- **Brief**
Reproduce each of the following records without any deviation.

*** Excerpted data ***

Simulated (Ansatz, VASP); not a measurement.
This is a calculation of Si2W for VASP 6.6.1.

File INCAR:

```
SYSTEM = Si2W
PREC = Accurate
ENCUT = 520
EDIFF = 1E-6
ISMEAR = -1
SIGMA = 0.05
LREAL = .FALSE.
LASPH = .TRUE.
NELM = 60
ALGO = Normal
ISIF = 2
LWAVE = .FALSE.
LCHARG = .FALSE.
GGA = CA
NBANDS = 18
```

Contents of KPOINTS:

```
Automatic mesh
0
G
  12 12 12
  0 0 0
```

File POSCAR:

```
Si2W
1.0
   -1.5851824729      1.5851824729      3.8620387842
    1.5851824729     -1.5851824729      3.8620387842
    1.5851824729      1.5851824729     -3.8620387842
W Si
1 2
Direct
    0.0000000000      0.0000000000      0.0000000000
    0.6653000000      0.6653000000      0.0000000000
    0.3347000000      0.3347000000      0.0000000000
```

***

- **Written reply**
Simulated (Ansatz, VASP); not a measurement.
This is a calculation of Si2W for VASP 6.6.1.

File INCAR:

```
SYSTEM = Si2W
PREC = Accurate
ENCUT = 520
EDIFF = 1E-6
ISMEAR = -1
SIGMA = 0.05
LREAL = .FALSE.
LASPH = .TRUE.
NELM = 60
ALGO = Normal
ISIF = 2
LWAVE = .FALSE.
LCHARG = .FALSE.
GGA = CA
NBANDS = 18
```

Contents of KPOINTS:

```
Automatic mesh
0
G
  12 12 12
  0 0 0
```

File POSCAR:

```
Si2W
1.0
   -1.5851824729      1.5851824729      3.8620387842
    1.5851824729     -1.5851824729      3.8620387842
    1.5851824729      1.5851824729     -3.8620387842
W Si
1 2
Direct
    0.0000000000      0.0000000000      0.0000000000
    0.6653000000      0.6653000000      0.0000000000
    0.3347000000      0.3347000000      0.0000000000
```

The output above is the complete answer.